· · ·
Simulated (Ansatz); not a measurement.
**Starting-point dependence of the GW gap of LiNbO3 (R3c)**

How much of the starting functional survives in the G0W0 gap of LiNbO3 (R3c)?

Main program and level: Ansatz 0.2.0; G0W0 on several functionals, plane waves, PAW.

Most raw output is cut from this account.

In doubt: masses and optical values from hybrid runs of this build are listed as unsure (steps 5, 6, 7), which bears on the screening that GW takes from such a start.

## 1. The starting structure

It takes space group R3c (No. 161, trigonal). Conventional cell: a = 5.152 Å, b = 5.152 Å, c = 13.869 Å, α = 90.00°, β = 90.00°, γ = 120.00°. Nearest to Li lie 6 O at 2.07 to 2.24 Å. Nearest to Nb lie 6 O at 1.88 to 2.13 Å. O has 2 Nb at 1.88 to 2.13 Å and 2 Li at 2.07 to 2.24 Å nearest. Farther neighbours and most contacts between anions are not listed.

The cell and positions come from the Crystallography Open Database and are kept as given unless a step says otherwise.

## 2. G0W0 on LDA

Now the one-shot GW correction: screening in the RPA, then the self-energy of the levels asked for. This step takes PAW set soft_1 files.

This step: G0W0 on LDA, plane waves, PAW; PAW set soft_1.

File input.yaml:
· · ·

■ **Exercise**:
Scan the listing above for the line that has "## 2. G0W0 on LDA", then copy exactly from that line through the line that has "This step: G0W0".

■ **Response box**:
## 2. G0W0 on LDA

Now the one-shot GW correction: screening in the RPA, then the self-energy of the levels asked for. This step takes PAW set soft_1 files.

This step: G0W0 on LDA, plane waves, PAW; PAW set soft_1.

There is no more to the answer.